Work request:
Please restate, exactly as written, the lines running from the beginning of the material through the line that has "All runs of" in it.

[Provided information — start]

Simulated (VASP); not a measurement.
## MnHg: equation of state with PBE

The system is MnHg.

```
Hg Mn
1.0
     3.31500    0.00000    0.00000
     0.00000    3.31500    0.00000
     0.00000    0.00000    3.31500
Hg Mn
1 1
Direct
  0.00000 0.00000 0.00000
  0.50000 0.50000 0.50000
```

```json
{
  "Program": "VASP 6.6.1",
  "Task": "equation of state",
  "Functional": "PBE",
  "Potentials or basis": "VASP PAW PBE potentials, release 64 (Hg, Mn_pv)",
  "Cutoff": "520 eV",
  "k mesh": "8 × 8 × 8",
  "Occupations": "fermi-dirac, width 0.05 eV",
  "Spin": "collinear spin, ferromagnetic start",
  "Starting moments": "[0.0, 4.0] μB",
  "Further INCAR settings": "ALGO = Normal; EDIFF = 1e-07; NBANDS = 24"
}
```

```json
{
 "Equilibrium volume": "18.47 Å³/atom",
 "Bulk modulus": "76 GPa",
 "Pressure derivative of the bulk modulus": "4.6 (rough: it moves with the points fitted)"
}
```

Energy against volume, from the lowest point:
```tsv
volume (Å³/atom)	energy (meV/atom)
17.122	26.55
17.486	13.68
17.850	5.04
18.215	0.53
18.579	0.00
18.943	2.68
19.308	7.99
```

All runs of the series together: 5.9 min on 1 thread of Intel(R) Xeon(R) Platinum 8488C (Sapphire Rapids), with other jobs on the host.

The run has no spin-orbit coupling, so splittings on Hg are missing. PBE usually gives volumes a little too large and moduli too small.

[Provided information — finish]

Response area:
Simulated (VASP); not a measurement.
## MnHg: equation of state with PBE

The system is MnHg.

```
Hg Mn
1.0
     3.31500    0.00000    0.00000
     0.00000    3.31500    0.00000
     0.00000    0.00000    3.31500
Hg Mn
1 1
Direct
  0.00000 0.00000 0.00000
  0.50000 0.50000 0.50000
```

```json
{
  "Program": "VASP 6.6.1",
  "Task": "equation of state",
  "Functional": "PBE",
  "Potentials or basis": "VASP PAW PBE potentials, release 64 (Hg, Mn_pv)",
  "Cutoff": "520 eV",
  "k mesh": "8 × 8 × 8",
  "Occupations": "fermi-dirac, width 0.05 eV",
  "Spin": "collinear spin, ferromagnetic start",
  "Starting moments": "[0.0, 4.0] μB",
  "Further INCAR settings": "ALGO = Normal; EDIFF = 1e-07; NBANDS = 24"
}
```

```json
{
 "Equilibrium volume": "18.47 Å³/atom",
 "Bulk modulus": "76 GPa",
 "Pressure derivative of the bulk modulus": "4.6 (rough: it moves with the points fitted)"
}
```

Energy against volume, from the lowest point:
```tsv
volume (Å³/atom)	energy (meV/atom)
17.122	26.55
17.486	13.68
17.850	5.04
18.215	0.53
18.579	0.00
18.943	2.68
19.308	7.99
```

All runs of the series together: 5.9 min on 1 thread of Intel(R) Xeon(R) Platinum 8488C (Sapphire Rapids), with other jobs on the host.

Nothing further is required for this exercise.